Required action ▸ Copy each entry below exactly.

Record excerpts ▸
+ + + +

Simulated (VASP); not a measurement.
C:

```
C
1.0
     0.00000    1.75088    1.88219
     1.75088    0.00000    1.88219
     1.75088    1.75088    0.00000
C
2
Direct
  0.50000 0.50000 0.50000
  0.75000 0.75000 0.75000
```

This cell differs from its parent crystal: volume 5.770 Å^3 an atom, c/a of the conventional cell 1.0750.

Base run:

+ + + +

Response ▸
Simulated (VASP); not a measurement.
C:

```
C
1.0
     0.00000    1.75088    1.88219
     1.75088    0.00000    1.88219
     1.75088    1.75088    0.00000
C
2
Direct
  0.50000 0.50000 0.50000
  0.75000 0.75000 0.75000
```

This cell differs from its parent crystal: volume 5.770 Å^3 an atom, c/a of the conventional cell 1.0750.

Base run:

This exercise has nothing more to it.